Repeat, please, only the lines from the top of the data down to the line with "- RKS-CAM-B3LYP = restricted"; include both of those lines.

[Data for review Boundary: Start]

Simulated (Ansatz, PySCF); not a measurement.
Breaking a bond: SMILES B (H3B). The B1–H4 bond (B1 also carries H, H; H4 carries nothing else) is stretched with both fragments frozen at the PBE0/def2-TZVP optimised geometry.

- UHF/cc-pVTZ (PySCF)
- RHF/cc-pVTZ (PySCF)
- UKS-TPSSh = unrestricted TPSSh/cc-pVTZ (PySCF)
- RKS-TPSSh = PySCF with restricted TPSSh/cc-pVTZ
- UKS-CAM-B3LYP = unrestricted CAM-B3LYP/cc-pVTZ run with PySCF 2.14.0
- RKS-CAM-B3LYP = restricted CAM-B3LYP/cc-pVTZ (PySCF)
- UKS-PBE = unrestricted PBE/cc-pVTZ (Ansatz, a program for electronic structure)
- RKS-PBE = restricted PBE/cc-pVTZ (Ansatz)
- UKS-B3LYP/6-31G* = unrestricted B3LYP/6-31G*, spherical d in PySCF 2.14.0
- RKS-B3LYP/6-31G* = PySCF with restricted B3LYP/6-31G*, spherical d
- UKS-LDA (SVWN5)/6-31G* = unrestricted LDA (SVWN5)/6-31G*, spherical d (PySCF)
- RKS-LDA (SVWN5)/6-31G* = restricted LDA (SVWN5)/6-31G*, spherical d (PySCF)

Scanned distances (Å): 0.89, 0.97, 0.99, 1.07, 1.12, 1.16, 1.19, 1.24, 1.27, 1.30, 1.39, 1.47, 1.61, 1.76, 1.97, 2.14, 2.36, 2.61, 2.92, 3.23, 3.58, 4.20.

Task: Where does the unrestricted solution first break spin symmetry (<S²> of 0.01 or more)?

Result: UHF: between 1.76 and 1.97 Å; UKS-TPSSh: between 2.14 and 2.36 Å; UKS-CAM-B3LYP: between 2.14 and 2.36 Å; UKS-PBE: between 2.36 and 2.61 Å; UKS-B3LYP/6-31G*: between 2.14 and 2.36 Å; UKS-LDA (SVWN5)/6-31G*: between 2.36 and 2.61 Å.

[Data for review Boundary: End]

Task output
Simulated (Ansatz, PySCF); not a measurement.
Breaking a bond: SMILES B (H3B). The B1–H4 bond (B1 also carries H, H; H4 carries nothing else) is stretched with both fragments frozen at the PBE0/def2-TZVP optimised geometry.

- UHF/cc-pVTZ (PySCF)
- RHF/cc-pVTZ (PySCF)
- UKS-TPSSh = unrestricted TPSSh/cc-pVTZ (PySCF)
- RKS-TPSSh = PySCF with restricted TPSSh/cc-pVTZ
- UKS-CAM-B3LYP = unrestricted CAM-B3LYP/cc-pVTZ run with PySCF 2.14.0
- RKS-CAM-B3LYP = restricted CAM-B3LYP/cc-pVTZ (PySCF)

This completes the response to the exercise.